• Supplied material
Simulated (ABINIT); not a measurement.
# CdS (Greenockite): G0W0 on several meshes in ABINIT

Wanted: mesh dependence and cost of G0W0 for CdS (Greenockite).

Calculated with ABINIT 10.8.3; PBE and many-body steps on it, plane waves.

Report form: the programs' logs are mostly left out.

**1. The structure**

• Activity
Each record above is to be reproduced exactly, in full.

• Task solution
Simulated (ABINIT); not a measurement.
# CdS (Greenockite): G0W0 on several meshes in ABINIT

Wanted: mesh dependence and cost of G0W0 for CdS (Greenockite).

Calculated with ABINIT 10.8.3; PBE and many-body steps on it, plane waves.

Report form: the programs' logs are mostly left out.

**1. The structure**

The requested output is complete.